- _WORK REQUEST_
Keeping every word intact, reproduce all of the records.

[Start of section]
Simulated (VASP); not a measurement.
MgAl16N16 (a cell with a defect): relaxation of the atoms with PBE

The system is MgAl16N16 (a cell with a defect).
[End of section]

- _YOUR SOLUTION_
Simulated (VASP); not a measurement.
MgAl16N16 (a cell with a defect): relaxation of the atoms with PBE

The system is MgAl16N16 (a cell with a defect).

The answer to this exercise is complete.